### DATASET RECORDS
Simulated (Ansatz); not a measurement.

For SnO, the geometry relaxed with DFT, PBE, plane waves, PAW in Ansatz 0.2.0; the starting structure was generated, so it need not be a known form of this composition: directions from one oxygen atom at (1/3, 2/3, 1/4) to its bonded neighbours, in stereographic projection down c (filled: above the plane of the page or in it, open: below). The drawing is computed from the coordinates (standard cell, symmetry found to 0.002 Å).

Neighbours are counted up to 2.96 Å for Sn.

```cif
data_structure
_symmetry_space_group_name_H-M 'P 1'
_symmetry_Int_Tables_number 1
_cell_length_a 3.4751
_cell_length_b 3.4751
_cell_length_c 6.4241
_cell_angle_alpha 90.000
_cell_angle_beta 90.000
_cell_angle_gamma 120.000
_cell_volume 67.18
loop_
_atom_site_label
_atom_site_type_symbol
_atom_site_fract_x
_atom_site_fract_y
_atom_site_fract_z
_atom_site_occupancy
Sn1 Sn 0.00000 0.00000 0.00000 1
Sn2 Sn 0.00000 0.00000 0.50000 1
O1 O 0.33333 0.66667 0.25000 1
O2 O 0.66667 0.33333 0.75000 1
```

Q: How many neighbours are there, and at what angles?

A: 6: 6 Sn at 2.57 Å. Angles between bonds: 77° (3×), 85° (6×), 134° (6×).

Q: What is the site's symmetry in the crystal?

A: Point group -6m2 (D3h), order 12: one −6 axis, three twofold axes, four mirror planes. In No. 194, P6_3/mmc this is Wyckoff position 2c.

### WORK ITEM
The answer must be an exact transcription of every record above.

### RESULT
Simulated (Ansatz); not a measurement.

For SnO, the geometry relaxed with DFT, PBE, plane waves, PAW in Ansatz 0.2.0; the starting structure was generated, so it need not be a known form of this composition: directions from one oxygen atom at (1/3, 2/3, 1/4) to its bonded neighbours, in stereographic projection down c (filled: above the plane of the page or in it, open: below). The drawing is computed from the coordinates (standard cell, symmetry found to 0.002 Å).

Neighbours are counted up to 2.96 Å for Sn.

```cif
data_structure
_symmetry_space_group_name_H-M 'P 1'
_symmetry_Int_Tables_number 1
_cell_length_a 3.4751
_cell_length_b 3.4751
_cell_length_c 6.4241
_cell_angle_alpha 90.000
_cell_angle_beta 90.000
_cell_angle_gamma 120.000
_cell_volume 67.18
loop_
_atom_site_label
_atom_site_type_symbol
_atom_site_fract_x
_atom_site_fract_y
_atom_site_fract_z
_atom_site_occupancy
Sn1 Sn 0.00000 0.00000 0.00000 1
Sn2 Sn 0.00000 0.00000 0.50000 1
O1 O 0.33333 0.66667 0.25000 1
O2 O 0.66667 0.33333 0.75000 1
```

Q: How many neighbours are there, and at what angles?

A: 6: 6 Sn at 2.57 Å. Angles between bonds: 77° (3×), 85° (6×), 134° (6×).

Q: What is the site's symmetry in the crystal?

A: Point group -6m2 (D3h), order 12: one −6 axis, three twofold axes, four mirror planes. In No. 194, P6_3/mmc this is Wyckoff position 2c.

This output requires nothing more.